» **Brief**
Go through the listing and copy every line word for word.

----------

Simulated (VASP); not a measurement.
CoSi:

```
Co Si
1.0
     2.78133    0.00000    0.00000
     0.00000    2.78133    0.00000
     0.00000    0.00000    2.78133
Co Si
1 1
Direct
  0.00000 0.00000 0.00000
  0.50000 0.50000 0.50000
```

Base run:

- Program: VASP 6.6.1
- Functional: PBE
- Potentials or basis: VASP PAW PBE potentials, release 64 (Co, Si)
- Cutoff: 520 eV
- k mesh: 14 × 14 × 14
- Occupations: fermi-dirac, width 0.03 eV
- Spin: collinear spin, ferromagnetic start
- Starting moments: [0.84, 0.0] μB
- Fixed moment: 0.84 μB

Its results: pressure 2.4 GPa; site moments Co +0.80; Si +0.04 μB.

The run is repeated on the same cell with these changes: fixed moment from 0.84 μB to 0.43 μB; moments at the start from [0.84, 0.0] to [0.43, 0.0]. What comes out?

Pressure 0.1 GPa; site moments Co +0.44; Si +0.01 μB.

----------

» **Result**
Simulated (VASP); not a measurement.
CoSi:

```
Co Si
1.0
     2.78133    0.00000    0.00000
     0.00000    2.78133    0.00000
     0.00000    0.00000    2.78133
Co Si
1 1
Direct
  0.00000 0.00000 0.00000
  0.50000 0.50000 0.50000
```

Base run:

- Program: VASP 6.6.1
- Functional: PBE
- Potentials or basis: VASP PAW PBE potentials, release 64 (Co, Si)
- Cutoff: 520 eV
- k mesh: 14 × 14 × 14
- Occupations: fermi-dirac, width 0.03 eV
- Spin: collinear spin, ferromagnetic start
- Starting moments: [0.84, 0.0] μB
- Fixed moment: 0.84 μB

Its results: pressure 2.4 GPa; site moments Co +0.80; Si +0.04 μB.

The run is repeated on the same cell with these changes: fixed moment from 0.84 μB to 0.43 μB; moments at the start from [0.84, 0.0] to [0.43, 0.0]. What comes out?

Pressure 0.1 GPa; site moments Co +0.44; Si +0.01 μB.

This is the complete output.